> Entries shown
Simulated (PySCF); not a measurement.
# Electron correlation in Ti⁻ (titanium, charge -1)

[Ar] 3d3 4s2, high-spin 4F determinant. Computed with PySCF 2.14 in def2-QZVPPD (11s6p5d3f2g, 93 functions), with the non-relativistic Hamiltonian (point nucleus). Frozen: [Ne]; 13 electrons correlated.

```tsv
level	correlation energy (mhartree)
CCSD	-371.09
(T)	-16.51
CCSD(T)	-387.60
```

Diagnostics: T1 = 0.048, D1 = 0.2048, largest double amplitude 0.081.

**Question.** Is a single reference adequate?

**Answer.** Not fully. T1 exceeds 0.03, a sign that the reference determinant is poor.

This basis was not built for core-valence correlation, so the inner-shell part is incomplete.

> Brief
Looking at the data above, return every line from the one with "[Ar] 3d3 4s2, high-spin" down to the one with "single reference adequate?", exactly and inclusively.

> Task result
[Ar] 3d3 4s2, high-spin 4F determinant. Computed with PySCF 2.14 in def2-QZVPPD (11s6p5d3f2g, 93 functions), with the non-relativistic Hamiltonian (point nucleus). Frozen: [Ne]; 13 electrons correlated.

```tsv
level	correlation energy (mhartree)
CCSD	-371.09
(T)	-16.51
CCSD(T)	-387.60
```

Diagnostics: T1 = 0.048, D1 = 0.2048, largest double amplitude 0.081.

**Question.** Is a single reference adequate?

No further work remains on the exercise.